→ **Activity**
What is needed here is an exact transcription of all the entries.

** Opening Data for review block **

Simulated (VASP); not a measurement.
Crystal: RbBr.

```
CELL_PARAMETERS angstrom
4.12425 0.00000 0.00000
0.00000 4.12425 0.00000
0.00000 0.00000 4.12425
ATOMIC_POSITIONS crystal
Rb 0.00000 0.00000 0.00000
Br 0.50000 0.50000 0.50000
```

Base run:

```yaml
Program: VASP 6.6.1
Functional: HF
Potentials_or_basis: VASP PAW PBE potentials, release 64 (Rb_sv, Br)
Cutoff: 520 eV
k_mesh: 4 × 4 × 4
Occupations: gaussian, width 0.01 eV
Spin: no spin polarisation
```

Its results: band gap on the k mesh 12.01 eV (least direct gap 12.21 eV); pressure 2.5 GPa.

** Closing Data for review block **

→ **Response box**
Simulated (VASP); not a measurement.
Crystal: RbBr.

```
CELL_PARAMETERS angstrom
4.12425 0.00000 0.00000
0.00000 4.12425 0.00000
0.00000 0.00000 4.12425
ATOMIC_POSITIONS crystal
Rb 0.00000 0.00000 0.00000
Br 0.50000 0.50000 0.50000
```

Base run:

```yaml
Program: VASP 6.6.1
Functional: HF
Potentials_or_basis: VASP PAW PBE potentials, release 64 (Rb_sv, Br)
Cutoff: 520 eV
k_mesh: 4 × 4 × 4
Occupations: gaussian, width 0.01 eV
Spin: no spin polarisation
```

Its results: band gap on the k mesh 12.01 eV (least direct gap 12.21 eV); pressure 2.5 GPa.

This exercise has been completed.